Start of Given information

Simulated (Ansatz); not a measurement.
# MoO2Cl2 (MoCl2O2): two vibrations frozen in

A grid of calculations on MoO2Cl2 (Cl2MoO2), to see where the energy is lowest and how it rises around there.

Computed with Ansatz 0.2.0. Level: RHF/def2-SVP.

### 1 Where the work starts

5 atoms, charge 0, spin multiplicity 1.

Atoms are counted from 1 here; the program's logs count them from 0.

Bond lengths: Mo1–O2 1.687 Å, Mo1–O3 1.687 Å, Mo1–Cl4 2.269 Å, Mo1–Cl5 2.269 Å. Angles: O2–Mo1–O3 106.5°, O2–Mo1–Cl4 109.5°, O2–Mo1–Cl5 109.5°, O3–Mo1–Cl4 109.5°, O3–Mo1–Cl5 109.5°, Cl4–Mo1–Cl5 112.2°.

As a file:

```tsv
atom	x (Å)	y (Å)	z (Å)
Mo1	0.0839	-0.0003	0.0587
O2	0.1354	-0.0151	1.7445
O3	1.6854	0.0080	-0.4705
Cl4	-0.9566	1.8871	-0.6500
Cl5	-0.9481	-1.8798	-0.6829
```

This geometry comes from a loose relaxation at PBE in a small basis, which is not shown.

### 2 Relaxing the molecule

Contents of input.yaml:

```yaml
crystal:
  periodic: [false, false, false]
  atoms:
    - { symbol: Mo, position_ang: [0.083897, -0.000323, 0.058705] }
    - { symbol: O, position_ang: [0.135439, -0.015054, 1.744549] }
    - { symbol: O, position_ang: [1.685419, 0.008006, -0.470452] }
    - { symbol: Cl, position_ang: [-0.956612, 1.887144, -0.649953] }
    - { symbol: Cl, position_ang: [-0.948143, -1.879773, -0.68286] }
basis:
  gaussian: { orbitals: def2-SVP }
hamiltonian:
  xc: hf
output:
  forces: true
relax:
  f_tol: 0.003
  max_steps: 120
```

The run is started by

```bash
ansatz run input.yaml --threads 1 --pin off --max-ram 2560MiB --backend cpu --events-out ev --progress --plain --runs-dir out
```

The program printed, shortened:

End of Given information

# Assignment
Only the lines above from the one with "A grid of calculations" up to and including the one with "Atoms are counted" should be repeated, exactly as written.

# Answer box
A grid of calculations on MoO2Cl2 (Cl2MoO2), to see where the energy is lowest and how it rises around there.

Computed with Ansatz 0.2.0. Level: RHF/def2-SVP.

### 1 Where the work starts

5 atoms, charge 0, spin multiplicity 1.

Atoms are counted from 1 here; the program's logs count them from 0.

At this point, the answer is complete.